_Work task_: Each line of the material should be retyped without alteration.

====== Data section ======

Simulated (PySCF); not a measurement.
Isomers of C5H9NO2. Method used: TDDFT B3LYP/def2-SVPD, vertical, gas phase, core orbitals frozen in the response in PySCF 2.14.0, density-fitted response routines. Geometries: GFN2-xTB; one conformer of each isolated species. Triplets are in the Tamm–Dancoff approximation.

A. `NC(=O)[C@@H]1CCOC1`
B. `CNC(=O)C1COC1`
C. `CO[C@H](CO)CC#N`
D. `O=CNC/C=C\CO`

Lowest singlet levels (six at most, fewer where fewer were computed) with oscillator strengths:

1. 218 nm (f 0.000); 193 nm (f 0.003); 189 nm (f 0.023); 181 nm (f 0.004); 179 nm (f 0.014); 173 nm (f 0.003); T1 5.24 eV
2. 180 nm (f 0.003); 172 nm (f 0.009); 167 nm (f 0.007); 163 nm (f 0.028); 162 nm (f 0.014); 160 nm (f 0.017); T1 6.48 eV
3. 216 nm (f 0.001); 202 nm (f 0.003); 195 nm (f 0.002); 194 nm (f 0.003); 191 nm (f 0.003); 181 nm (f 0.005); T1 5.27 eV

======

_Answer space_:
Simulated (PySCF); not a measurement.
Isomers of C5H9NO2. Method used: TDDFT B3LYP/def2-SVPD, vertical, gas phase, core orbitals frozen in the response in PySCF 2.14.0, density-fitted response routines. Geometries: GFN2-xTB; one conformer of each isolated species. Triplets are in the Tamm–Dancoff approximation.

A. `NC(=O)[C@@H]1CCOC1`
B. `CNC(=O)C1COC1`
C. `CO[C@H](CO)CC#N`
D. `O=CNC/C=C\CO`

Lowest singlet levels (six at most, fewer where fewer were computed) with oscillator strengths:

1. 218 nm (f 0.000); 193 nm (f 0.003); 189 nm (f 0.023); 181 nm (f 0.004); 179 nm (f 0.014); 173 nm (f 0.003); T1 5.24 eV
2. 180 nm (f 0.003); 172 nm (f 0.009); 167 nm (f 0.007); 163 nm (f 0.028); 162 nm (f 0.014); 160 nm (f 0.017); T1 6.48 eV
3. 216 nm (f 0.001); 202 nm (f 0.003); 195 nm (f 0.002); 194 nm (f 0.003); 191 nm (f 0.003); 181 nm (f 0.005); T1 5.27 eV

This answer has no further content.